• _Available data_
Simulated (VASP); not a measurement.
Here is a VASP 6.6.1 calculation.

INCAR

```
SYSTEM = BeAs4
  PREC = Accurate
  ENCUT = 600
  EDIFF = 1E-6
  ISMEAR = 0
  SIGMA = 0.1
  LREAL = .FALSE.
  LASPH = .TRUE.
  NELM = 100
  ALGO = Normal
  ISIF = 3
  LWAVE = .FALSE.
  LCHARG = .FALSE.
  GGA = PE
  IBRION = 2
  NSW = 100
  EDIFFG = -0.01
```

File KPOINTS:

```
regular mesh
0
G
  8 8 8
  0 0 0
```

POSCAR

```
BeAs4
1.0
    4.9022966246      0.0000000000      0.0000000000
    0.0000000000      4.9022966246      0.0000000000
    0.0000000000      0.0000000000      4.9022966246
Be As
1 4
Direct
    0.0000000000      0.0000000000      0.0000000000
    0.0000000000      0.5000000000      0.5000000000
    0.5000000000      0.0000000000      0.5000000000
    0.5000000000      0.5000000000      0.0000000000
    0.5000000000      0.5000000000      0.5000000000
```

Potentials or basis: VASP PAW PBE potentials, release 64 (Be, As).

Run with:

• _Work order_
The records must be reproduced in full. Nothing should differ.

• _Exercise output_
Simulated (VASP); not a measurement.
Here is a VASP 6.6.1 calculation.

INCAR

```
SYSTEM = BeAs4
  PREC = Accurate
  ENCUT = 600
  EDIFF = 1E-6
  ISMEAR = 0
  SIGMA = 0.1
  LREAL = .FALSE.
  LASPH = .TRUE.
  NELM = 100
  ALGO = Normal
  ISIF = 3
  LWAVE = .FALSE.
  LCHARG = .FALSE.
  GGA = PE
  IBRION = 2
  NSW = 100
  EDIFFG = -0.01
```

File KPOINTS:

```
regular mesh
0
G
  8 8 8
  0 0 0
```

POSCAR

```
BeAs4
1.0
    4.9022966246      0.0000000000      0.0000000000
    0.0000000000      4.9022966246      0.0000000000
    0.0000000000      0.0000000000      4.9022966246
Be As
1 4
Direct
    0.0000000000      0.0000000000      0.0000000000
    0.0000000000      0.5000000000      0.5000000000
    0.5000000000      0.0000000000      0.5000000000
    0.5000000000      0.5000000000      0.0000000000
    0.5000000000      0.5000000000      0.5000000000
```

Potentials or basis: VASP PAW PBE potentials, release 64 (Be, As).

Run with:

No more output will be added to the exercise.